________________________________________

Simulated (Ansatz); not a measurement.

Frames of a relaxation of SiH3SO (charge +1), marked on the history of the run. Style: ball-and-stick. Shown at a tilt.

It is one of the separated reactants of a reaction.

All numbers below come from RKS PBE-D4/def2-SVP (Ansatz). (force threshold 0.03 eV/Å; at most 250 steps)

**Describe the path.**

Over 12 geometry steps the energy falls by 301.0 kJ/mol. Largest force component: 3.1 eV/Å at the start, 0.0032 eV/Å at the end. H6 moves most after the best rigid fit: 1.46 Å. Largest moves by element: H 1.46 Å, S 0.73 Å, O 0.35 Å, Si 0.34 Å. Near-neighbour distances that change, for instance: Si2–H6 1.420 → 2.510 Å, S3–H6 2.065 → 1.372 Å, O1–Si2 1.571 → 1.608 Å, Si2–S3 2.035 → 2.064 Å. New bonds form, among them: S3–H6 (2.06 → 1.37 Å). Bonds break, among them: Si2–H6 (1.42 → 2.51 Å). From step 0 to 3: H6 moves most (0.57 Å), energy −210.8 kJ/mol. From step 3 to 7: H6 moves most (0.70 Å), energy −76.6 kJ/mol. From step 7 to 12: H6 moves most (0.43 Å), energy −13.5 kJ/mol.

________________________________________

** ASSIGNED TASK **
This exercise asks for every line of the records to be repeated exactly.

** SOLUTION **
Simulated (Ansatz); not a measurement.

Frames of a relaxation of SiH3SO (charge +1), marked on the history of the run. Style: ball-and-stick. Shown at a tilt.

It is one of the separated reactants of a reaction.

All numbers below come from RKS PBE-D4/def2-SVP (Ansatz). (force threshold 0.03 eV/Å; at most 250 steps)

**Describe the path.**

Over 12 geometry steps the energy falls by 301.0 kJ/mol. Largest force component: 3.1 eV/Å at the start, 0.0032 eV/Å at the end. H6 moves most after the best rigid fit: 1.46 Å. Largest moves by element: H 1.46 Å, S 0.73 Å, O 0.35 Å, Si 0.34 Å. Near-neighbour distances that change, for instance: Si2–H6 1.420 → 2.510 Å, S3–H6 2.065 → 1.372 Å, O1–Si2 1.571 → 1.608 Å, Si2–S3 2.035 → 2.064 Å. New bonds form, among them: S3–H6 (2.06 → 1.37 Å). Bonds break, among them: Si2–H6 (1.42 → 2.51 Å). From step 0 to 3: H6 moves most (0.57 Å), energy −210.8 kJ/mol. From step 3 to 7: H6 moves most (0.70 Å), energy −76.6 kJ/mol. From step 7 to 12: H6 moves most (0.43 Å), energy −13.5 kJ/mol.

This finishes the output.